**DATASET RECORDS**
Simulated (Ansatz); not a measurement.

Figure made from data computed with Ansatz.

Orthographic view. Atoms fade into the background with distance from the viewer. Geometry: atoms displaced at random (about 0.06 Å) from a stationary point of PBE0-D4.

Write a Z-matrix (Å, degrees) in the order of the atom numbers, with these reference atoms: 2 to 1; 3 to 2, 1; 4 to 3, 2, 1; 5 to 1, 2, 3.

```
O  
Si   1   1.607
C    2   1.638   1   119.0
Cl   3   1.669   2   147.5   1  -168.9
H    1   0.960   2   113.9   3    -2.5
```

**TASK ITEM**
Starting with the first line of the listing above, copy each line exactly until you have copied the line containing "Orthographic view. Atoms". Stop there.

**SOLUTION**
Simulated (Ansatz); not a measurement.

Figure made from data computed with Ansatz.

Orthographic view. Atoms fade into the background with distance from the viewer. Geometry: atoms displaced at random (about 0.06 Å) from a stationary point of PBE0-D4.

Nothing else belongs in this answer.